» Entries shown:
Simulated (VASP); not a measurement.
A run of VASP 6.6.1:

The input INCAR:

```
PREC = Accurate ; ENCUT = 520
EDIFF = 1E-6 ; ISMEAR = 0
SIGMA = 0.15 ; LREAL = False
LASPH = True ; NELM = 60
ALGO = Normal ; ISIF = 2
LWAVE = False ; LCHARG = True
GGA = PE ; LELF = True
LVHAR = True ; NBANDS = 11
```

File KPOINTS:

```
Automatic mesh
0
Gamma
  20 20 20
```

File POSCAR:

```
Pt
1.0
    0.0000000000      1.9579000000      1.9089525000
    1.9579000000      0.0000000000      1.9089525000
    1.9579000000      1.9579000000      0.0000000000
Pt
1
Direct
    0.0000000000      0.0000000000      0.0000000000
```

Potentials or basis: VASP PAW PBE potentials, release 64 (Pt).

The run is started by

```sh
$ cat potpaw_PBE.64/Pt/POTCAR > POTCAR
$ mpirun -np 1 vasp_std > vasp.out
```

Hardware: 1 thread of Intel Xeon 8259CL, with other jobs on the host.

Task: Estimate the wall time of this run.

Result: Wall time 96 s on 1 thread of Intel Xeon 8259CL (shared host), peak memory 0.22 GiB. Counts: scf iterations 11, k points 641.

» Assigned task: Your answer should be all of the records, transcribed exactly.

» Exercise answer:
Simulated (VASP); not a measurement.
A run of VASP 6.6.1:

The input INCAR:

```
PREC = Accurate ; ENCUT = 520
EDIFF = 1E-6 ; ISMEAR = 0
SIGMA = 0.15 ; LREAL = False
LASPH = True ; NELM = 60
ALGO = Normal ; ISIF = 2
LWAVE = False ; LCHARG = True
GGA = PE ; LELF = True
LVHAR = True ; NBANDS = 11
```

File KPOINTS:

```
Automatic mesh
0
Gamma
  20 20 20
```

File POSCAR:

```
Pt
1.0
    0.0000000000      1.9579000000      1.9089525000
    1.9579000000      0.0000000000      1.9089525000
    1.9579000000      1.9579000000      0.0000000000
Pt
1
Direct
    0.0000000000      0.0000000000      0.0000000000
```

Potentials or basis: VASP PAW PBE potentials, release 64 (Pt).

The run is started by

```sh
$ cat potpaw_PBE.64/Pt/POTCAR > POTCAR
$ mpirun -np 1 vasp_std > vasp.out
```

Hardware: 1 thread of Intel Xeon 8259CL, with other jobs on the host.

Task: Estimate the wall time of this run.

Result: Wall time 96 s on 1 thread of Intel Xeon 8259CL (shared host), peak memory 0.22 GiB. Counts: scf iterations 11, k points 641.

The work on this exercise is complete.